WORK ORDER
For this exercise, restate word for word only the lines from the first line of the data to the line containing "Which of the two is the end point?".

STORED DATA
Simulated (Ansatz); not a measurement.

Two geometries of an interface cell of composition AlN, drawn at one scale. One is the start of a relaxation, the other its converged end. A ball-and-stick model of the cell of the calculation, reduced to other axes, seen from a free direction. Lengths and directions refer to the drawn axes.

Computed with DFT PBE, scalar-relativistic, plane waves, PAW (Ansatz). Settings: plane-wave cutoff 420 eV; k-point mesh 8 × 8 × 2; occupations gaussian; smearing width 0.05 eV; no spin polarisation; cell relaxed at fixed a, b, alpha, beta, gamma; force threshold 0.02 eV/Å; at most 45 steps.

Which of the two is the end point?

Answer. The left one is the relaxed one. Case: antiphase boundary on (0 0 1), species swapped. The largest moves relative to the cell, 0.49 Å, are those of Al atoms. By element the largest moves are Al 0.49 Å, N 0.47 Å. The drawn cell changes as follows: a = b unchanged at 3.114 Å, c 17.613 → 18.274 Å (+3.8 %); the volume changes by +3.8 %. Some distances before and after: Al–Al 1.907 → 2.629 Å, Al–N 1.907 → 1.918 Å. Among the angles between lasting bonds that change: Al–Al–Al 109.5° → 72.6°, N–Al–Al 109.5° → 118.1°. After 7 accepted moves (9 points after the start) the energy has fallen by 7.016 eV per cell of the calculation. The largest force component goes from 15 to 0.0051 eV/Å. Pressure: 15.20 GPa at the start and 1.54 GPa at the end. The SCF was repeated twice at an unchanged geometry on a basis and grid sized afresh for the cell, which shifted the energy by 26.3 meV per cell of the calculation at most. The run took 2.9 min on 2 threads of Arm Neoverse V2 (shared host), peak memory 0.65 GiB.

ANSWER SPACE
Simulated (Ansatz); not a measurement.

Two geometries of an interface cell of composition AlN, drawn at one scale. One is the start of a relaxation, the other its converged end. A ball-and-stick model of the cell of the calculation, reduced to other axes, seen from a free direction. Lengths and directions refer to the drawn axes.

Computed with DFT PBE, scalar-relativistic, plane waves, PAW (Ansatz). Settings: plane-wave cutoff 420 eV; k-point mesh 8 × 8 × 2; occupations gaussian; smearing width 0.05 eV; no spin polarisation; cell relaxed at fixed a, b, alpha, beta, gamma; force threshold 0.02 eV/Å; at most 45 steps.

Which of the two is the end point?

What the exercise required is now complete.